MATERIAL PROVIDED below:

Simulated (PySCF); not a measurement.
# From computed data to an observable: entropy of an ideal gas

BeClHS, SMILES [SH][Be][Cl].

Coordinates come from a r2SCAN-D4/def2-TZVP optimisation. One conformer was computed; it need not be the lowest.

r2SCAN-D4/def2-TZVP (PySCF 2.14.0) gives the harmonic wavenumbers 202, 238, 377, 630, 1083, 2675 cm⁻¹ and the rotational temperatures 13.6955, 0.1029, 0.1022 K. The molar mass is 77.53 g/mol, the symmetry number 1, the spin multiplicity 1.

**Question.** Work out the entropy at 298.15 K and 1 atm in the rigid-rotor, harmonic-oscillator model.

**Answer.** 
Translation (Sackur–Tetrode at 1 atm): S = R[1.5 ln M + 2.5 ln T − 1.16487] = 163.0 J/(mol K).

End of MATERIAL PROVIDED.

== EXERCISE ==
Everything from the first line above up to and including the line that contains "Coordinates come from" should be printed exactly; please print only that.

== RESULT ==
Simulated (PySCF); not a measurement.
# From computed data to an observable: entropy of an ideal gas

BeClHS, SMILES [SH][Be][Cl].

Coordinates come from a r2SCAN-D4/def2-TZVP optimisation. One conformer was computed; it need not be the lowest.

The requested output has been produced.